## Work item
Exactly the lines from the start of the data below through the line containing "-1.0647 | -0.3541 |" must be returned, and no others.

## Supplied information
BEGIN
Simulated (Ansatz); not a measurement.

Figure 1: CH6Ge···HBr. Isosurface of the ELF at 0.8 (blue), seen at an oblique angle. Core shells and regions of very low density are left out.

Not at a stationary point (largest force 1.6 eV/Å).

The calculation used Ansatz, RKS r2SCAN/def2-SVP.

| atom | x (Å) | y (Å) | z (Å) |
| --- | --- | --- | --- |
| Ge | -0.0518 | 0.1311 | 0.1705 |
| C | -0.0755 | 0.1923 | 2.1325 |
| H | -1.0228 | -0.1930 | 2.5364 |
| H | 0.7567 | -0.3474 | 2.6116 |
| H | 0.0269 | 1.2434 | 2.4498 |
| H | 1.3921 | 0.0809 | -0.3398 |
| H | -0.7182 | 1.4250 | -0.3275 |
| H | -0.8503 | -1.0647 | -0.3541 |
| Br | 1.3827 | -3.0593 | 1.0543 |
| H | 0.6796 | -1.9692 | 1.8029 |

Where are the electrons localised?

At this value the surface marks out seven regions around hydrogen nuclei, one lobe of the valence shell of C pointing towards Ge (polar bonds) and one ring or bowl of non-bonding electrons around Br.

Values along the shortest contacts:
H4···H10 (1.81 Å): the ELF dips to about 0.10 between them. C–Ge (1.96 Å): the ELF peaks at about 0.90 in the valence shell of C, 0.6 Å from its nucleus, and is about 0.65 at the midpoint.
END

## Answer section
Simulated (Ansatz); not a measurement.

Figure 1: CH6Ge···HBr. Isosurface of the ELF at 0.8 (blue), seen at an oblique angle. Core shells and regions of very low density are left out.

Not at a stationary point (largest force 1.6 eV/Å).

The calculation used Ansatz, RKS r2SCAN/def2-SVP.

| atom | x (Å) | y (Å) | z (Å) |
| --- | --- | --- | --- |
| Ge | -0.0518 | 0.1311 | 0.1705 |
| C | -0.0755 | 0.1923 | 2.1325 |
| H | -1.0228 | -0.1930 | 2.5364 |
| H | 0.7567 | -0.3474 | 2.6116 |
| H | 0.0269 | 1.2434 | 2.4498 |
| H | 1.3921 | 0.0809 | -0.3398 |
| H | -0.7182 | 1.4250 | -0.3275 |
| H | -0.8503 | -1.0647 | -0.3541 |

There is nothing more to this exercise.